__ASSIGNED TASK__
Please repeat every line below exactly, from the first to the last.

__SOURCE MATERIAL__
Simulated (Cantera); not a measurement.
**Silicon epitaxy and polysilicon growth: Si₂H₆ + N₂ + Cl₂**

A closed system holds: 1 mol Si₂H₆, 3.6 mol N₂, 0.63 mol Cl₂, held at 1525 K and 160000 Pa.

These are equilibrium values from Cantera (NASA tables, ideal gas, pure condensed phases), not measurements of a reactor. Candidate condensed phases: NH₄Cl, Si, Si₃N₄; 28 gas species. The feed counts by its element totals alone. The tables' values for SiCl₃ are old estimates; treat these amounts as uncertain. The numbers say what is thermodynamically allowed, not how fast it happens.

__RESULT__
Simulated (Cantera); not a measurement.
**Silicon epitaxy and polysilicon growth: Si₂H₆ + N₂ + Cl₂**

A closed system holds: 1 mol Si₂H₆, 3.6 mol N₂, 0.63 mol Cl₂, held at 1525 K and 160000 Pa.

These are equilibrium values from Cantera (NASA tables, ideal gas, pure condensed phases), not measurements of a reactor. Candidate condensed phases: NH₄Cl, Si, Si₃N₄; 28 gas species. The feed counts by its element totals alone. The tables' values for SiCl₃ are old estimates; treat these amounts as uncertain. The numbers say what is thermodynamically allowed, not how fast it happens.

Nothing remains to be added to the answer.